» Supplied information:
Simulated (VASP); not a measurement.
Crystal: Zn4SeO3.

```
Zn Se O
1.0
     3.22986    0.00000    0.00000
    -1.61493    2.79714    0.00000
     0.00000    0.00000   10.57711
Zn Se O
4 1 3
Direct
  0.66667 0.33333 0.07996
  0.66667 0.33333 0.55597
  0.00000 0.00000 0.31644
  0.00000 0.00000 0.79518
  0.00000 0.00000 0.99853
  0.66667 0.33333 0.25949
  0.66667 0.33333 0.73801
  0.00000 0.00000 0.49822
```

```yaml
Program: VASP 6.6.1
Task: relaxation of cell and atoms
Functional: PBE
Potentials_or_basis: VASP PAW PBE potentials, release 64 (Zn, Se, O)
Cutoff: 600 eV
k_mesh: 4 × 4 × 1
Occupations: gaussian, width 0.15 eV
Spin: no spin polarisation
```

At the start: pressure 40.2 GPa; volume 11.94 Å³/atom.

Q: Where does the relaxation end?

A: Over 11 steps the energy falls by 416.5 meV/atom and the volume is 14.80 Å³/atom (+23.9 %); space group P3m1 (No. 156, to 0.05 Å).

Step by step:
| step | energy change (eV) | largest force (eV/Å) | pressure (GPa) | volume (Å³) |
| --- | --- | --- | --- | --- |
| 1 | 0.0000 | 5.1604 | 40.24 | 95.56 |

» Required action: Give the data again. Keep every line identical.

» Exercise output:
Simulated (VASP); not a measurement.
Crystal: Zn4SeO3.

```
Zn Se O
1.0
     3.22986    0.00000    0.00000
    -1.61493    2.79714    0.00000
     0.00000    0.00000   10.57711
Zn Se O
4 1 3
Direct
  0.66667 0.33333 0.07996
  0.66667 0.33333 0.55597
  0.00000 0.00000 0.31644
  0.00000 0.00000 0.79518
  0.00000 0.00000 0.99853
  0.66667 0.33333 0.25949
  0.66667 0.33333 0.73801
  0.00000 0.00000 0.49822
```

```yaml
Program: VASP 6.6.1
Task: relaxation of cell and atoms
Functional: PBE
Potentials_or_basis: VASP PAW PBE potentials, release 64 (Zn, Se, O)
Cutoff: 600 eV
k_mesh: 4 × 4 × 1
Occupations: gaussian, width 0.15 eV
Spin: no spin polarisation
```

At the start: pressure 40.2 GPa; volume 11.94 Å³/atom.

Q: Where does the relaxation end?

A: Over 11 steps the energy falls by 416.5 meV/atom and the volume is 14.80 Å³/atom (+23.9 %); space group P3m1 (No. 156, to 0.05 Å).

Step by step:
| step | energy change (eV) | largest force (eV/Å) | pressure (GPa) | volume (Å³) |
| --- | --- | --- | --- | --- |
| 1 | 0.0000 | 5.1604 | 40.24 | 95.56 |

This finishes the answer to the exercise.